- _REQUIREMENT_: Reproduce the data below line by line, from its first line to the line with "11.35 | -0.19 | – |", both included, and nothing past that point.

- _INPUT DATA_:
════════════════

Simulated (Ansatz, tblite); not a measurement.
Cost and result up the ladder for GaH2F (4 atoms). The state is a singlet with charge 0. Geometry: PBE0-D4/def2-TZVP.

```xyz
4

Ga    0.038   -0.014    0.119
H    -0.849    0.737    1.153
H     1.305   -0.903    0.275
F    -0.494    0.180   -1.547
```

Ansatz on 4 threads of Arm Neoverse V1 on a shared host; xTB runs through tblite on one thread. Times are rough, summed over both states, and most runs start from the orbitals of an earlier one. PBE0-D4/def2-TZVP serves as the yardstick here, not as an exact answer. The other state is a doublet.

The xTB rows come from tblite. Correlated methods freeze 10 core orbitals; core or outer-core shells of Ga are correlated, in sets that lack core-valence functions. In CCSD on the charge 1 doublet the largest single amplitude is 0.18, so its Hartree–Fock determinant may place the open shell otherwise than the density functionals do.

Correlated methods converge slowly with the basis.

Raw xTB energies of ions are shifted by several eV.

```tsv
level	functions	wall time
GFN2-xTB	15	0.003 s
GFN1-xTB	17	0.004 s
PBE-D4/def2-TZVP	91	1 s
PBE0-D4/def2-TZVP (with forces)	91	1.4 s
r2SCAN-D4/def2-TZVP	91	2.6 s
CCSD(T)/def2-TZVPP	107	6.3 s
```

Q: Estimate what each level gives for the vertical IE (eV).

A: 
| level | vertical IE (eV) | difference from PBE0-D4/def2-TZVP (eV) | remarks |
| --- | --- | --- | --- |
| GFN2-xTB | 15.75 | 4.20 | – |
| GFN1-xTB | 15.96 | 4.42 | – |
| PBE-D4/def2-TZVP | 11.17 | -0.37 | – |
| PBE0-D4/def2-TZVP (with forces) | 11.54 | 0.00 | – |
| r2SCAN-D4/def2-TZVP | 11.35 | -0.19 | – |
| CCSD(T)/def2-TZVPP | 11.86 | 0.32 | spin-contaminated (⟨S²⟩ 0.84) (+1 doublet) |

════════════════

- _TASK RESULT_:
Simulated (Ansatz, tblite); not a measurement.
Cost and result up the ladder for GaH2F (4 atoms). The state is a singlet with charge 0. Geometry: PBE0-D4/def2-TZVP.

```xyz
4

Ga    0.038   -0.014    0.119
H    -0.849    0.737    1.153
H     1.305   -0.903    0.275
F    -0.494    0.180   -1.547
```

Ansatz on 4 threads of Arm Neoverse V1 on a shared host; xTB runs through tblite on one thread. Times are rough, summed over both states, and most runs start from the orbitals of an earlier one. PBE0-D4/def2-TZVP serves as the yardstick here, not as an exact answer. The other state is a doublet.

The xTB rows come from tblite. Correlated methods freeze 10 core orbitals; core or outer-core shells of Ga are correlated, in sets that lack core-valence functions. In CCSD on the charge 1 doublet the largest single amplitude is 0.18, so its Hartree–Fock determinant may place the open shell otherwise than the density functionals do.

Correlated methods converge slowly with the basis.

Raw xTB energies of ions are shifted by several eV.

```tsv
level	functions	wall time
GFN2-xTB	15	0.003 s
GFN1-xTB	17	0.004 s
PBE-D4/def2-TZVP	91	1 s
PBE0-D4/def2-TZVP (with forces)	91	1.4 s
r2SCAN-D4/def2-TZVP	91	2.6 s
CCSD(T)/def2-TZVPP	107	6.3 s
```

Q: Estimate what each level gives for the vertical IE (eV).

A: 
| level | vertical IE (eV) | difference from PBE0-D4/def2-TZVP (eV) | remarks |
| --- | --- | --- | --- |
| GFN2-xTB | 15.75 | 4.20 | – |
| GFN1-xTB | 15.96 | 4.42 | – |
| PBE-D4/def2-TZVP | 11.17 | -0.37 | – |
| PBE0-D4/def2-TZVP (with forces) | 11.54 | 0.00 | – |
| r2SCAN-D4/def2-TZVP | 11.35 | -0.19 | – |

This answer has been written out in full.